* _Work instruction_
What you return should match the data below exactly, line for line.

━━━━━━━━━━

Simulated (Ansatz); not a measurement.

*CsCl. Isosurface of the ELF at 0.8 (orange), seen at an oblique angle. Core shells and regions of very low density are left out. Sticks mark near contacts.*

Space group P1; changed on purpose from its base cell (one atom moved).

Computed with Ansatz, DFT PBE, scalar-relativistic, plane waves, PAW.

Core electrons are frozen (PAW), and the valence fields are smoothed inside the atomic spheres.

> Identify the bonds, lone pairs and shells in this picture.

━━━━━━━━━━

* _Answer box_
Simulated (Ansatz); not a measurement.

*CsCl. Isosurface of the ELF at 0.8 (orange), seen at an oblique angle. Core shells and regions of very low density are left out. Sticks mark near contacts.*

Space group P1; changed on purpose from its base cell (one atom moved).

Computed with Ansatz, DFT PBE, scalar-relativistic, plane waves, PAW.

Core electrons are frozen (PAW), and the valence fields are smoothed inside the atomic spheres.

> Identify the bonds, lone pairs and shells in this picture.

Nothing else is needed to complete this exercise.